*TASK ITEM*: Please write out all of the entries exactly as they appear.

Segment Start: STORED DATA

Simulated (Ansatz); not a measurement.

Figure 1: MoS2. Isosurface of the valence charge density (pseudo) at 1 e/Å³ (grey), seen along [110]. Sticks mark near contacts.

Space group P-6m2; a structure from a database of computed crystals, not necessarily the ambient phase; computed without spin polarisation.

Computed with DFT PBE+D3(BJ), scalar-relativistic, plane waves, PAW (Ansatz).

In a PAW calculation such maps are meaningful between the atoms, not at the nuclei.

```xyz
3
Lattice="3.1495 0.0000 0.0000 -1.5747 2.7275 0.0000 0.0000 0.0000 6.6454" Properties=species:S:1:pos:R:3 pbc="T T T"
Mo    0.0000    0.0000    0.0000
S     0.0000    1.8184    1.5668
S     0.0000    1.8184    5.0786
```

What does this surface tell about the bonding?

Segment End: STORED DATA

*TASK ANSWER*:
Simulated (Ansatz); not a measurement.

Figure 1: MoS2. Isosurface of the valence charge density (pseudo) at 1 e/Å³ (grey), seen along [110]. Sticks mark near contacts.

Space group P-6m2; a structure from a database of computed crystals, not necessarily the ambient phase; computed without spin polarisation.

Computed with DFT PBE+D3(BJ), scalar-relativistic, plane waves, PAW (Ansatz).

In a PAW calculation such maps are meaningful between the atoms, not at the nuclei.

```xyz
3
Lattice="3.1495 0.0000 0.0000 -1.5747 2.7275 0.0000 0.0000 0.0000 6.6454" Properties=species:S:1:pos:R:3 pbc="T T T"
Mo    0.0000    0.0000    0.0000
S     0.0000    1.8184    1.5668
S     0.0000    1.8184    5.0786
```

What does this surface tell about the bonding?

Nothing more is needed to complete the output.